Activity: Repeat each line of the material below without change.

Start of Excerpted records
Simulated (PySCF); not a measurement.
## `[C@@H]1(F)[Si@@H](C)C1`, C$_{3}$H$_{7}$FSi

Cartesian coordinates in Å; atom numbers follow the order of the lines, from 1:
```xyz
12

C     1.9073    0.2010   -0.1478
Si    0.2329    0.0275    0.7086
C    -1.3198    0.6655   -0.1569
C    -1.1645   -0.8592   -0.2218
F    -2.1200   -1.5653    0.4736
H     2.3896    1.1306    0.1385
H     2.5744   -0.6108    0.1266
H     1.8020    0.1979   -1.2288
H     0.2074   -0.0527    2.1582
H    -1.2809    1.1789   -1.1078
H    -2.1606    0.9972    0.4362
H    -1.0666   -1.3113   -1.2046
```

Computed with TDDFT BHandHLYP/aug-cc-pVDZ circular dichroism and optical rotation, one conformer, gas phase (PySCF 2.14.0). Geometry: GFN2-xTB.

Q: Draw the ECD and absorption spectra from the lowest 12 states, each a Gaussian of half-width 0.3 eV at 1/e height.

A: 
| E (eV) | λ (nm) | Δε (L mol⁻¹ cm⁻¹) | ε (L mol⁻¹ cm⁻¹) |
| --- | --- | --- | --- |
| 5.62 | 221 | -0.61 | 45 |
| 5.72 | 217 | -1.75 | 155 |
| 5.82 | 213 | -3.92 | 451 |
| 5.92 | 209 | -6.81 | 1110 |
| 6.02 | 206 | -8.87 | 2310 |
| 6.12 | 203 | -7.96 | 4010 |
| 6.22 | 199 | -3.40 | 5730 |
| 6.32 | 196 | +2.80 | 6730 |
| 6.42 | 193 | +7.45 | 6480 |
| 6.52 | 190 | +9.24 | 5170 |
End of Excerpted records

Written response:
Simulated (PySCF); not a measurement.
## `[C@@H]1(F)[Si@@H](C)C1`, C$_{3}$H$_{7}$FSi

Cartesian coordinates in Å; atom numbers follow the order of the lines, from 1:
```xyz
12

C     1.9073    0.2010   -0.1478
Si    0.2329    0.0275    0.7086
C    -1.3198    0.6655   -0.1569
C    -1.1645   -0.8592   -0.2218
F    -2.1200   -1.5653    0.4736
H     2.3896    1.1306    0.1385
H     2.5744   -0.6108    0.1266
H     1.8020    0.1979   -1.2288
H     0.2074   -0.0527    2.1582
H    -1.2809    1.1789   -1.1078
H    -2.1606    0.9972    0.4362
H    -1.0666   -1.3113   -1.2046
```

Computed with TDDFT BHandHLYP/aug-cc-pVDZ circular dichroism and optical rotation, one conformer, gas phase (PySCF 2.14.0). Geometry: GFN2-xTB.

Q: Draw the ECD and absorption spectra from the lowest 12 states, each a Gaussian of half-width 0.3 eV at 1/e height.

A: 
| E (eV) | λ (nm) | Δε (L mol⁻¹ cm⁻¹) | ε (L mol⁻¹ cm⁻¹) |
| --- | --- | --- | --- |
| 5.62 | 221 | -0.61 | 45 |
| 5.72 | 217 | -1.75 | 155 |
| 5.82 | 213 | -3.92 | 451 |
| 5.92 | 209 | -6.81 | 1110 |
| 6.02 | 206 | -8.87 | 2310 |
| 6.12 | 203 | -7.96 | 4010 |
| 6.22 | 199 | -3.40 | 5730 |
| 6.32 | 196 | +2.80 | 6730 |
| 6.42 | 193 | +7.45 | 6480 |
| 6.52 | 190 | +9.24 | 5170 |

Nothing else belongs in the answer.